※

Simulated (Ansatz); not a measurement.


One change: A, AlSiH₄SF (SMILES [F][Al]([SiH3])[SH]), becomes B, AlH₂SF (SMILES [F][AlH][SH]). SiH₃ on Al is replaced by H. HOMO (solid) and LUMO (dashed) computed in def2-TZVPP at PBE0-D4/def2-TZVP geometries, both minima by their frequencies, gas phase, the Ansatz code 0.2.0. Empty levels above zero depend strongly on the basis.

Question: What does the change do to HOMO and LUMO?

※

What is needed is an exact copy of the entries above, from the first line through the line holding "One change: A, AlSiH₄SF", with both of those lines kept; please give nothing else.

# [PROBLEM SOLUTION]
Simulated (Ansatz); not a measurement.


One change: A, AlSiH₄SF (SMILES [F][Al]([SiH3])[SH]), becomes B, AlH₂SF (SMILES [F][AlH][SH]). SiH₃ on Al is replaced by H. HOMO (solid) and LUMO (dashed) computed in def2-TZVPP at PBE0-D4/def2-TZVP geometries, both minima by their frequencies, gas phase, the Ansatz code 0.2.0. Empty levels above zero depend strongly on the basis.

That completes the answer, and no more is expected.